● REQUIRED ACTION: Print the listing exactly, but only as far as the line containing "Caveat: spin-orbit coupling". The first line and that line are both included.

● INFORMATION SUPPLIED:
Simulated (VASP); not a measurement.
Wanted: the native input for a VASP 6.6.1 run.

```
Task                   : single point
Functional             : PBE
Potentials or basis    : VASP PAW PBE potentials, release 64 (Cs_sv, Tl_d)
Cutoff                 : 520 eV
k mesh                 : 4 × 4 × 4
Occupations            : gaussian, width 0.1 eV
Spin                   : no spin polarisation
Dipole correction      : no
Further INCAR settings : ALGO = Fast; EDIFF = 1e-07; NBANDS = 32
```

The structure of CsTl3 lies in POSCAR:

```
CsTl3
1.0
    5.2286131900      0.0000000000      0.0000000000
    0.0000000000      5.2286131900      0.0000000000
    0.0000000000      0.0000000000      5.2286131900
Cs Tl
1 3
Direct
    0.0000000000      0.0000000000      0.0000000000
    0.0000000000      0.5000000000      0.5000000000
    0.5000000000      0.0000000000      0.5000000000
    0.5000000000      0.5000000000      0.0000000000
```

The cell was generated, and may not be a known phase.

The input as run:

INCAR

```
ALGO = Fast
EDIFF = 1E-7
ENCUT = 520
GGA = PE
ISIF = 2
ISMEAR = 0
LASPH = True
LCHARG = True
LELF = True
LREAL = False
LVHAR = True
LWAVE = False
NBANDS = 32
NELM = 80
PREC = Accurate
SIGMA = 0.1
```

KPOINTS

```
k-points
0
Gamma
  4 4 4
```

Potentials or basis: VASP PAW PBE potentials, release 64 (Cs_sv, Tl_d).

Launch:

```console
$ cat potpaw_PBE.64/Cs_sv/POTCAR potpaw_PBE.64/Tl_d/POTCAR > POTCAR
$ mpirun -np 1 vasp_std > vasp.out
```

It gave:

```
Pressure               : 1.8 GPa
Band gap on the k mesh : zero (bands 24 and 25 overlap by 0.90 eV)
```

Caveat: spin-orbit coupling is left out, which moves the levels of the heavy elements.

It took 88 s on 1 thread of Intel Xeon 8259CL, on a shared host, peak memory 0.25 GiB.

● EXERCISE SOLUTION:
Simulated (VASP); not a measurement.
Wanted: the native input for a VASP 6.6.1 run.

```
Task                   : single point
Functional             : PBE
Potentials or basis    : VASP PAW PBE potentials, release 64 (Cs_sv, Tl_d)
Cutoff                 : 520 eV
k mesh                 : 4 × 4 × 4
Occupations            : gaussian, width 0.1 eV
Spin                   : no spin polarisation
Dipole correction      : no
Further INCAR settings : ALGO = Fast; EDIFF = 1e-07; NBANDS = 32
```

The structure of CsTl3 lies in POSCAR:

```
CsTl3
1.0
    5.2286131900      0.0000000000      0.0000000000
    0.0000000000      5.2286131900      0.0000000000
    0.0000000000      0.0000000000      5.2286131900
Cs Tl
1 3
Direct
    0.0000000000      0.0000000000      0.0000000000
    0.0000000000      0.5000000000      0.5000000000
    0.5000000000      0.0000000000      0.5000000000
    0.5000000000      0.5000000000      0.0000000000
```

The cell was generated, and may not be a known phase.

The input as run:

INCAR

```
ALGO = Fast
EDIFF = 1E-7
ENCUT = 520
GGA = PE
ISIF = 2
ISMEAR = 0
LASPH = True
LCHARG = True
LELF = True
LREAL = False
LVHAR = True
LWAVE = False
NBANDS = 32
NELM = 80
PREC = Accurate
SIGMA = 0.1
```

KPOINTS

```
k-points
0
Gamma
  4 4 4
```

Potentials or basis: VASP PAW PBE potentials, release 64 (Cs_sv, Tl_d).

Launch:

```console
$ cat potpaw_PBE.64/Cs_sv/POTCAR potpaw_PBE.64/Tl_d/POTCAR > POTCAR
$ mpirun -np 1 vasp_std > vasp.out
```

It gave:

```
Pressure               : 1.8 GPa
Band gap on the k mesh : zero (bands 24 and 25 overlap by 0.90 eV)
```

Caveat: spin-orbit coupling is left out, which moves the levels of the heavy elements.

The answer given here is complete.